● Work item: What you return should be the full listing, exactly as given.

● Dataset content:
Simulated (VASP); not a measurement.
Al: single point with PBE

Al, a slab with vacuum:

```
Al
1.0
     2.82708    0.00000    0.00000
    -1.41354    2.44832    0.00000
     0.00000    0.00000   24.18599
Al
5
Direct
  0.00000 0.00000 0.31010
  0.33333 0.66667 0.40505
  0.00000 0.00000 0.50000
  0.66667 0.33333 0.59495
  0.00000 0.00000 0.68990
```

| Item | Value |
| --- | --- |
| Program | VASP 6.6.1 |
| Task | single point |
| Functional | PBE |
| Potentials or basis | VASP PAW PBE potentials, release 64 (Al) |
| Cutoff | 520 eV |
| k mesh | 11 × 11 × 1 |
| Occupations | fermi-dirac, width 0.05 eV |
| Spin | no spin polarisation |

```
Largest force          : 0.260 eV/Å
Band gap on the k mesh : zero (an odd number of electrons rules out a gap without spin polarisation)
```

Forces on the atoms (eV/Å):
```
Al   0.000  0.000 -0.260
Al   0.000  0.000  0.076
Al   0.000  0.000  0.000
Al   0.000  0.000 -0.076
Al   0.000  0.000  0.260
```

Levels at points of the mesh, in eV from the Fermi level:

● Solution:
Simulated (VASP); not a measurement.
Al: single point with PBE

Al, a slab with vacuum:

```
Al
1.0
     2.82708    0.00000    0.00000
    -1.41354    2.44832    0.00000
     0.00000    0.00000   24.18599
Al
5
Direct
  0.00000 0.00000 0.31010
  0.33333 0.66667 0.40505
  0.00000 0.00000 0.50000
  0.66667 0.33333 0.59495
  0.00000 0.00000 0.68990
```

| Item | Value |
| --- | --- |
| Program | VASP 6.6.1 |
| Task | single point |
| Functional | PBE |
| Potentials or basis | VASP PAW PBE potentials, release 64 (Al) |
| Cutoff | 520 eV |
| k mesh | 11 × 11 × 1 |
| Occupations | fermi-dirac, width 0.05 eV |
| Spin | no spin polarisation |

```
Largest force          : 0.260 eV/Å
Band gap on the k mesh : zero (an odd number of electrons rules out a gap without spin polarisation)
```

Forces on the atoms (eV/Å):
```
Al   0.000  0.000 -0.260
Al   0.000  0.000  0.076
Al   0.000  0.000  0.000
Al   0.000  0.000 -0.076
Al   0.000  0.000  0.260
```

Levels at points of the mesh, in eV from the Fermi level:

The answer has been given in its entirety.